┌──

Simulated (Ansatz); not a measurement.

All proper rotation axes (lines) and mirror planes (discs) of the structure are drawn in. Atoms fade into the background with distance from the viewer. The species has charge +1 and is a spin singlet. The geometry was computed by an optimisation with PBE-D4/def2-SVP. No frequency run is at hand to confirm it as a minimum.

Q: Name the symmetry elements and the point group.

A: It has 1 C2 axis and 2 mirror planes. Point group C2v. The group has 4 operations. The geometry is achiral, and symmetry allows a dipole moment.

└──

**Work instruction**
Give back exactly the lines from the beginning of the records through the line containing "Q: Name the", and only those.

**Response box**
Simulated (Ansatz); not a measurement.

All proper rotation axes (lines) and mirror planes (discs) of the structure are drawn in. Atoms fade into the background with distance from the viewer. The species has charge +1 and is a spin singlet. The geometry was computed by an optimisation with PBE-D4/def2-SVP. No frequency run is at hand to confirm it as a minimum.

Q: Name the symmetry elements and the point group.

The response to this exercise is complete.